The data must be returned in full, with no character altered.

-----

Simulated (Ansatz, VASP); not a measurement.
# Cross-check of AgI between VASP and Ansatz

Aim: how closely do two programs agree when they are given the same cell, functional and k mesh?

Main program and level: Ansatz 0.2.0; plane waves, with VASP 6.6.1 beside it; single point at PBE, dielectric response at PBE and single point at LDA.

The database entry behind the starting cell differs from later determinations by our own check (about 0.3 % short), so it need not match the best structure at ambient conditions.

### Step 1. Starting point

-----

→ WRITTEN RESPONSE
Simulated (Ansatz, VASP); not a measurement.
# Cross-check of AgI between VASP and Ansatz

Aim: how closely do two programs agree when they are given the same cell, functional and k mesh?

Main program and level: Ansatz 0.2.0; plane waves, with VASP 6.6.1 beside it; single point at PBE, dielectric response at PBE and single point at LDA.

The database entry behind the starting cell differs from later determinations by our own check (about 0.3 % short), so it need not match the best structure at ambient conditions.

### Step 1. Starting point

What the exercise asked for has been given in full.